______
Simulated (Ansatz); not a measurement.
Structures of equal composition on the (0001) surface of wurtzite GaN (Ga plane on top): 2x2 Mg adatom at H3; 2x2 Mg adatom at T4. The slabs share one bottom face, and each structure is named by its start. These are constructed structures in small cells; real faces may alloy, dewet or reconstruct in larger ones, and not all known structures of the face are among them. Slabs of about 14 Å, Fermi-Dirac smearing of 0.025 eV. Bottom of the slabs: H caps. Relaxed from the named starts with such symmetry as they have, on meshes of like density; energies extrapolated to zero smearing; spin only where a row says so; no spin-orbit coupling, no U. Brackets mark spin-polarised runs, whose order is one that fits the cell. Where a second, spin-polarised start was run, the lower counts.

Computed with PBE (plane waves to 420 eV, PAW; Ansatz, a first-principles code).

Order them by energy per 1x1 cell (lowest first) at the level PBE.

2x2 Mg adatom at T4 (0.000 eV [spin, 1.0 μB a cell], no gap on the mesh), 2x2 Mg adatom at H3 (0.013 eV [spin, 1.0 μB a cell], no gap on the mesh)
______

### Work request
Lines from the first one above through the line containing "Order them by" are to be retyped exactly, both included, and nothing more.

### Task solution
Simulated (Ansatz); not a measurement.
Structures of equal composition on the (0001) surface of wurtzite GaN (Ga plane on top): 2x2 Mg adatom at H3; 2x2 Mg adatom at T4. The slabs share one bottom face, and each structure is named by its start. These are constructed structures in small cells; real faces may alloy, dewet or reconstruct in larger ones, and not all known structures of the face are among them. Slabs of about 14 Å, Fermi-Dirac smearing of 0.025 eV. Bottom of the slabs: H caps. Relaxed from the named starts with such symmetry as they have, on meshes of like density; energies extrapolated to zero smearing; spin only where a row says so; no spin-orbit coupling, no U. Brackets mark spin-polarised runs, whose order is one that fits the cell. Where a second, spin-polarised start was run, the lower counts.

Computed with PBE (plane waves to 420 eV, PAW; Ansatz, a first-principles code).

Order them by energy per 1x1 cell (lowest first) at the level PBE.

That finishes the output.